___ DATA SHOWN ___

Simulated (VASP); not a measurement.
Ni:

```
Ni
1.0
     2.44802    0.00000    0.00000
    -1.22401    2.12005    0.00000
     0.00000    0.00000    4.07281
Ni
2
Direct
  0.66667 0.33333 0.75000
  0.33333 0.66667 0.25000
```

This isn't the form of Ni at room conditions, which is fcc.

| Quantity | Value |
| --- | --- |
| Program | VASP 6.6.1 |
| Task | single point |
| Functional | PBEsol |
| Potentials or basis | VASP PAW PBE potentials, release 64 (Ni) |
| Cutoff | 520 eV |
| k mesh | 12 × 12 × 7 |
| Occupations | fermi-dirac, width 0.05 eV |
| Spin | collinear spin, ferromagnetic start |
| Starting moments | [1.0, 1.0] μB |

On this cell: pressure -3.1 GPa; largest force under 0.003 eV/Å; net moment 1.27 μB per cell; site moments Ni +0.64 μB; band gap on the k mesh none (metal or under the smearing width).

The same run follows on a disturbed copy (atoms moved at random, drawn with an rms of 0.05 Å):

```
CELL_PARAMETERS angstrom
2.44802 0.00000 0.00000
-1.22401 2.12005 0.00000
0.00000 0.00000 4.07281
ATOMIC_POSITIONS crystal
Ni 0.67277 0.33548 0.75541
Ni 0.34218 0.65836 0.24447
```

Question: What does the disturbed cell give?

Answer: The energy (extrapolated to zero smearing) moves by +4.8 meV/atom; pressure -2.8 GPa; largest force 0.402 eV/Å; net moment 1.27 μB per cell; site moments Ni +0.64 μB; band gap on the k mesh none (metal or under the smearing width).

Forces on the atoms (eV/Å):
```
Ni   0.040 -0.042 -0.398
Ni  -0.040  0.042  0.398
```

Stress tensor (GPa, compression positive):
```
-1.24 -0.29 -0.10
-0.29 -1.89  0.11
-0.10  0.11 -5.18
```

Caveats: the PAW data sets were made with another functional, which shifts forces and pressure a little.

___

- ACTION ITEM -
Restate, word for word and with nothing added, the lines from the beginning of the records above through the line that contains "[1.0, 1.0] μB |".

- TASK ANSWER -
Simulated (VASP); not a measurement.
Ni:

```
Ni
1.0
     2.44802    0.00000    0.00000
    -1.22401    2.12005    0.00000
     0.00000    0.00000    4.07281
Ni
2
Direct
  0.66667 0.33333 0.75000
  0.33333 0.66667 0.25000
```

This isn't the form of Ni at room conditions, which is fcc.

| Quantity | Value |
| --- | --- |
| Program | VASP 6.6.1 |
| Task | single point |
| Functional | PBEsol |
| Potentials or basis | VASP PAW PBE potentials, release 64 (Ni) |
| Cutoff | 520 eV |
| k mesh | 12 × 12 × 7 |
| Occupations | fermi-dirac, width 0.05 eV |
| Spin | collinear spin, ferromagnetic start |
| Starting moments | [1.0, 1.0] μB |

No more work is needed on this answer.